--*--

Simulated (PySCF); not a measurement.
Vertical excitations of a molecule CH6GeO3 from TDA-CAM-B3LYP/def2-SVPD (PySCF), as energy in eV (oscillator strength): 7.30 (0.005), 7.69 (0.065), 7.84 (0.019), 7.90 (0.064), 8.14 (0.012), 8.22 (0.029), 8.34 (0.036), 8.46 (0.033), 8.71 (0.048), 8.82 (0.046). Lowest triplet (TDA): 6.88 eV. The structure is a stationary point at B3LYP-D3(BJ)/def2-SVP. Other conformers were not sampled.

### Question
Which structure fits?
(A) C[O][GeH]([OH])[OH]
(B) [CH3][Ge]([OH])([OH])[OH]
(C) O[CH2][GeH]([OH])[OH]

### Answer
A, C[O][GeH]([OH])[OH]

--*--

** EXERCISE **
All of the material should be given again, character for character.

** SOLUTION **
Simulated (PySCF); not a measurement.
Vertical excitations of a molecule CH6GeO3 from TDA-CAM-B3LYP/def2-SVPD (PySCF), as energy in eV (oscillator strength): 7.30 (0.005), 7.69 (0.065), 7.84 (0.019), 7.90 (0.064), 8.14 (0.012), 8.22 (0.029), 8.34 (0.036), 8.46 (0.033), 8.71 (0.048), 8.82 (0.046). Lowest triplet (TDA): 6.88 eV. The structure is a stationary point at B3LYP-D3(BJ)/def2-SVP. Other conformers were not sampled.

### Question
Which structure fits?
(A) C[O][GeH]([OH])[OH]
(B) [CH3][Ge]([OH])([OH])[OH]
(C) O[CH2][GeH]([OH])[OH]

### Answer
A, C[O][GeH]([OH])[OH]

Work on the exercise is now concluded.